_Record set_
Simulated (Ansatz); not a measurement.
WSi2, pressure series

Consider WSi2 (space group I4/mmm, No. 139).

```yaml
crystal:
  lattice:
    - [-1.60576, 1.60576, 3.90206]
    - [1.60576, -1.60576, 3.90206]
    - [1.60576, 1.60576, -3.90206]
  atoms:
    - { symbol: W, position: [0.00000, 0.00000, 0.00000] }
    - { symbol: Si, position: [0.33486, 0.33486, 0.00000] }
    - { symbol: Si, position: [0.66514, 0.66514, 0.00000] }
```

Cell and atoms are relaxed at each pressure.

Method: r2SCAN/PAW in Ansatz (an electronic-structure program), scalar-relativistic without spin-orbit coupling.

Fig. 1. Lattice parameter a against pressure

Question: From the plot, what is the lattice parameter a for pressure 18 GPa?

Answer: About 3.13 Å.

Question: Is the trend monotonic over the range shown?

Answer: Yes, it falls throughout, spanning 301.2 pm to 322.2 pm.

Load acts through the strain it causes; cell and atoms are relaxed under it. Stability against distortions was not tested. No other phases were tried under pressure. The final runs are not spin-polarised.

_Work request_
Every entry shown above should be written out again without a single difference.

_Exercise response_
Simulated (Ansatz); not a measurement.
WSi2, pressure series

Consider WSi2 (space group I4/mmm, No. 139).

```yaml
crystal:
  lattice:
    - [-1.60576, 1.60576, 3.90206]
    - [1.60576, -1.60576, 3.90206]
    - [1.60576, 1.60576, -3.90206]
  atoms:
    - { symbol: W, position: [0.00000, 0.00000, 0.00000] }
    - { symbol: Si, position: [0.33486, 0.33486, 0.00000] }
    - { symbol: Si, position: [0.66514, 0.66514, 0.00000] }
```

Cell and atoms are relaxed at each pressure.

Method: r2SCAN/PAW in Ansatz (an electronic-structure program), scalar-relativistic without spin-orbit coupling.

Fig. 1. Lattice parameter a against pressure

Question: From the plot, what is the lattice parameter a for pressure 18 GPa?

Answer: About 3.13 Å.

Question: Is the trend monotonic over the range shown?

Answer: Yes, it falls throughout, spanning 301.2 pm to 322.2 pm.

Load acts through the strain it causes; cell and atoms are relaxed under it. Stability against distortions was not tested. No other phases were tried under pressure. The final runs are not spin-polarised.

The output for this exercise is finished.